* [Excerpted data]
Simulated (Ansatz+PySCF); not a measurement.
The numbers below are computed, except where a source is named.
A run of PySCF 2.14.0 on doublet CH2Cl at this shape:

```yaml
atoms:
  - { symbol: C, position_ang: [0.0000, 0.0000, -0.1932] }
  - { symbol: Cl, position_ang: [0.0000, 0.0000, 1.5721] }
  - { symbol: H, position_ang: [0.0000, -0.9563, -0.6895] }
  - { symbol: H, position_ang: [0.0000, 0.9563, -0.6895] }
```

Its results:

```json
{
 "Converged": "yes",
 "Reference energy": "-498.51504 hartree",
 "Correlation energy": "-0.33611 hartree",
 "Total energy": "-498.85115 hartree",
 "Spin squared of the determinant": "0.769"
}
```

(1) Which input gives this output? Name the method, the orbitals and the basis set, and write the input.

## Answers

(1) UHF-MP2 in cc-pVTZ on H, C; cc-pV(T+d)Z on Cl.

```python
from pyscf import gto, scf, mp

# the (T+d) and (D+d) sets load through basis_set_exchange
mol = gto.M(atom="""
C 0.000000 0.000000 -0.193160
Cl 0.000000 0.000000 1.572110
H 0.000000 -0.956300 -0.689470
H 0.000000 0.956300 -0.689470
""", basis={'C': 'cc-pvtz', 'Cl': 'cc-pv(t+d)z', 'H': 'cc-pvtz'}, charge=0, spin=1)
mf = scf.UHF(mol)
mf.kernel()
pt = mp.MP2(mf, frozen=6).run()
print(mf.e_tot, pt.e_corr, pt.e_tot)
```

* [Assigned task]
Take the first line of the material above as the start and the line that contains "(1) Which input" as the end. Output only that span, every line exactly as it stands.

* [Written reply]
Simulated (Ansatz+PySCF); not a measurement.
The numbers below are computed, except where a source is named.
A run of PySCF 2.14.0 on doublet CH2Cl at this shape:

```yaml
atoms:
  - { symbol: C, position_ang: [0.0000, 0.0000, -0.1932] }
  - { symbol: Cl, position_ang: [0.0000, 0.0000, 1.5721] }
  - { symbol: H, position_ang: [0.0000, -0.9563, -0.6895] }
  - { symbol: H, position_ang: [0.0000, 0.9563, -0.6895] }
```

Its results:

```json
{
 "Converged": "yes",
 "Reference energy": "-498.51504 hartree",
 "Correlation energy": "-0.33611 hartree",
 "Total energy": "-498.85115 hartree",
 "Spin squared of the determinant": "0.769"
}
```

(1) Which input gives this output? Name the method, the orbitals and the basis set, and write the input.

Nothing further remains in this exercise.